* _Work task_
Using the listing below, set down exactly the lines starting at the line that contains "Problem. Which of" and ending at the line that contains "D. MP2/6-311G*", both included, and no others.

* _Entries provided_
========================================
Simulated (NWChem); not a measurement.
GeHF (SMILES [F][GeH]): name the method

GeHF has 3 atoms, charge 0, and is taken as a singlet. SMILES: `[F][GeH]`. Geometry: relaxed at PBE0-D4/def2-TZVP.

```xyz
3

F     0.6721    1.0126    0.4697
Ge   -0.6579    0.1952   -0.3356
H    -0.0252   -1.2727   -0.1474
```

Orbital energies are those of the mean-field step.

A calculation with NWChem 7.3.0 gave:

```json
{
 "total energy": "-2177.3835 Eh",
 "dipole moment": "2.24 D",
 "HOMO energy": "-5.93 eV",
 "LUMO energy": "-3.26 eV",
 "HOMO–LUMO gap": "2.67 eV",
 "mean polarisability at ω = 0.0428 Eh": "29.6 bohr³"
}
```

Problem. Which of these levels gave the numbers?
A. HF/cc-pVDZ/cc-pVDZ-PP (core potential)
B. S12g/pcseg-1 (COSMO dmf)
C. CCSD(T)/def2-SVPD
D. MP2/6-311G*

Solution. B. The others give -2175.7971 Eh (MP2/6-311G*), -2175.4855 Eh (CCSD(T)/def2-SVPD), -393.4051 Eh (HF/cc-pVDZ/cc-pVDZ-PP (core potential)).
========================================

* _Task answer_
Problem. Which of these levels gave the numbers?
A. HF/cc-pVDZ/cc-pVDZ-PP (core potential)
B. S12g/pcseg-1 (COSMO dmf)
C. CCSD(T)/def2-SVPD
D. MP2/6-311G*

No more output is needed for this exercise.